###

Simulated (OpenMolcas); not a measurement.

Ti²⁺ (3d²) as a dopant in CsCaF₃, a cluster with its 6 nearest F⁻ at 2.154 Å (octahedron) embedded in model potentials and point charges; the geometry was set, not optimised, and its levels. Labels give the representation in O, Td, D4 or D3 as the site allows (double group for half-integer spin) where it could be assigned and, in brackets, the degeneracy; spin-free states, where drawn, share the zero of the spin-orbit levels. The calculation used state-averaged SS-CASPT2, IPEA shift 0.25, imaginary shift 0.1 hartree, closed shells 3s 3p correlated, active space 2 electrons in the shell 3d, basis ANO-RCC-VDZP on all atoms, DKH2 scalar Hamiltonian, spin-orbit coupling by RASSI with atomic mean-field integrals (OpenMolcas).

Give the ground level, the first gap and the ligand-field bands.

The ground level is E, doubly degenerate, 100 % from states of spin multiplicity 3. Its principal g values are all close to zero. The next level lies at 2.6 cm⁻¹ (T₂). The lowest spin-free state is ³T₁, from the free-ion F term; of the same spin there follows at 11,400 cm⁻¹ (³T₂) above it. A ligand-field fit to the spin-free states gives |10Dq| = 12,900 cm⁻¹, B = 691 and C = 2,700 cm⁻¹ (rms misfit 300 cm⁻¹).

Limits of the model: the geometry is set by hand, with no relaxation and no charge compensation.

###

[REQUIREMENT] Write out exactly the lines above from the line with "Give the ground" through the line with "The ground level is", both of them included, and leave out all other lines.

[TASK ANSWER]
Give the ground level, the first gap and the ligand-field bands.

The ground level is E, doubly degenerate, 100 % from states of spin multiplicity 3. Its principal g values are all close to zero. The next level lies at 2.6 cm⁻¹ (T₂). The lowest spin-free state is ³T₁, from the free-ion F term; of the same spin there follows at 11,400 cm⁻¹ (³T₂) above it. A ligand-field fit to the spin-free states gives |10Dq| = 12,900 cm⁻¹, B = 691 and C = 2,700 cm⁻¹ (rms misfit 300 cm⁻¹).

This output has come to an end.